Brief: Output each line of the material exactly as it stands.

Dataset content:
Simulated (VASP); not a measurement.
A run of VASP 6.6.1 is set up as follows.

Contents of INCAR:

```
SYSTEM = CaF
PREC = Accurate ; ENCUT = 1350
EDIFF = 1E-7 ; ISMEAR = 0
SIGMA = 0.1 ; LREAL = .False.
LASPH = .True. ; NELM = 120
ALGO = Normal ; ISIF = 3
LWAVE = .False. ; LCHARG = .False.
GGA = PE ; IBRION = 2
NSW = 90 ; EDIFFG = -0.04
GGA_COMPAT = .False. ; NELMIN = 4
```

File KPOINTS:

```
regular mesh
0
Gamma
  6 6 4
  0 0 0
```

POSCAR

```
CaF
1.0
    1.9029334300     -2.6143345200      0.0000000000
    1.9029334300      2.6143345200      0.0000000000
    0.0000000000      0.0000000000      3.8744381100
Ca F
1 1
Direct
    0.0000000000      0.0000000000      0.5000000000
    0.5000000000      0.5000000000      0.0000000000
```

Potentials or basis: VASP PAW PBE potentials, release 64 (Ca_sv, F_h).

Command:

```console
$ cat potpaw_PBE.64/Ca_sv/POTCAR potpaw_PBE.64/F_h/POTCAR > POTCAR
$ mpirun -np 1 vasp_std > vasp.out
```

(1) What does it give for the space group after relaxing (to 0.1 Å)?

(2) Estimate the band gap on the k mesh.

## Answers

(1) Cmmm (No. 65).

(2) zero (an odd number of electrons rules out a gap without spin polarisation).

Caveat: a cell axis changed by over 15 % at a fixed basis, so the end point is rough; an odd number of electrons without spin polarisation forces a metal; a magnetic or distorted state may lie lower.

Worked solution:
Simulated (VASP); not a measurement.
A run of VASP 6.6.1 is set up as follows.

Contents of INCAR:

```
SYSTEM = CaF
PREC = Accurate ; ENCUT = 1350
EDIFF = 1E-7 ; ISMEAR = 0
SIGMA = 0.1 ; LREAL = .False.
LASPH = .True. ; NELM = 120
ALGO = Normal ; ISIF = 3
LWAVE = .False. ; LCHARG = .False.
GGA = PE ; IBRION = 2
NSW = 90 ; EDIFFG = -0.04
GGA_COMPAT = .False. ; NELMIN = 4
```

File KPOINTS:

```
regular mesh
0
Gamma
  6 6 4
  0 0 0
```

POSCAR

```
CaF
1.0
    1.9029334300     -2.6143345200      0.0000000000
    1.9029334300      2.6143345200      0.0000000000
    0.0000000000      0.0000000000      3.8744381100
Ca F
1 1
Direct
    0.0000000000      0.0000000000      0.5000000000
    0.5000000000      0.5000000000      0.0000000000
```

Potentials or basis: VASP PAW PBE potentials, release 64 (Ca_sv, F_h).

Command:

```console
$ cat potpaw_PBE.64/Ca_sv/POTCAR potpaw_PBE.64/F_h/POTCAR > POTCAR
$ mpirun -np 1 vasp_std > vasp.out
```

(1) What does it give for the space group after relaxing (to 0.1 Å)?

(2) Estimate the band gap on the k mesh.

## Answers

(1) Cmmm (No. 65).

(2) zero (an odd number of electrons rules out a gap without spin polarisation).

Caveat: a cell axis changed by over 15 % at a fixed basis, so the end point is rough; an odd number of electrons without spin polarisation forces a metal; a magnetic or distorted state may lie lower.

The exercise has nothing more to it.